(DATA SHOWN)

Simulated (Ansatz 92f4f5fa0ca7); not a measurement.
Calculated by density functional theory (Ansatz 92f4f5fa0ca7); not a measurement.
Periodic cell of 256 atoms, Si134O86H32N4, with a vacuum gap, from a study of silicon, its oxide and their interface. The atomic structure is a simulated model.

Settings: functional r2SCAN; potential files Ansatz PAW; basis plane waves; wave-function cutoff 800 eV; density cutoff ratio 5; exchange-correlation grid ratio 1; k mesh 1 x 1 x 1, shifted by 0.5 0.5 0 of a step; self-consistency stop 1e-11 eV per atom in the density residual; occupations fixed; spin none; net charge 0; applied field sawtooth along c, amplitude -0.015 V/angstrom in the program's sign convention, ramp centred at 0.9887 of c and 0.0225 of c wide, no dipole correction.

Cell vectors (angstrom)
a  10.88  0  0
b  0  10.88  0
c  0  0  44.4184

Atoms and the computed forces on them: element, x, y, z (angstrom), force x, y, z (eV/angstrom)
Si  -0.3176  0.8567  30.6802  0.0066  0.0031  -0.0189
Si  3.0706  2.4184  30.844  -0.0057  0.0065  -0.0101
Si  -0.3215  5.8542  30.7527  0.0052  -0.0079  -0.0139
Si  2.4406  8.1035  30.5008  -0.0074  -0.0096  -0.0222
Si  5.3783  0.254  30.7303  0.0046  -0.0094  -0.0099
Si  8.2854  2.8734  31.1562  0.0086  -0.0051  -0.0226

(End DATA SHOWN)

■ **REQUIRED ACTION**
Print the material once more, keeping every word as it is.

■ **RESPONSE AREA**
Simulated (Ansatz 92f4f5fa0ca7); not a measurement.
Calculated by density functional theory (Ansatz 92f4f5fa0ca7); not a measurement.
Periodic cell of 256 atoms, Si134O86H32N4, with a vacuum gap, from a study of silicon, its oxide and their interface. The atomic structure is a simulated model.

Settings: functional r2SCAN; potential files Ansatz PAW; basis plane waves; wave-function cutoff 800 eV; density cutoff ratio 5; exchange-correlation grid ratio 1; k mesh 1 x 1 x 1, shifted by 0.5 0.5 0 of a step; self-consistency stop 1e-11 eV per atom in the density residual; occupations fixed; spin none; net charge 0; applied field sawtooth along c, amplitude -0.015 V/angstrom in the program's sign convention, ramp centred at 0.9887 of c and 0.0225 of c wide, no dipole correction.

Cell vectors (angstrom)
a  10.88  0  0
b  0  10.88  0
c  0  0  44.4184

Atoms and the computed forces on them: element, x, y, z (angstrom), force x, y, z (eV/angstrom)
Si  -0.3176  0.8567  30.6802  0.0066  0.0031  -0.0189
Si  3.0706  2.4184  30.844  -0.0057  0.0065  -0.0101
Si  -0.3215  5.8542  30.7527  0.0052  -0.0079  -0.0139
Si  2.4406  8.1035  30.5008  -0.0074  -0.0096  -0.0222
Si  5.3783  0.254  30.7303  0.0046  -0.0094  -0.0099
Si  8.2854  2.8734  31.1562  0.0086  -0.0051  -0.0226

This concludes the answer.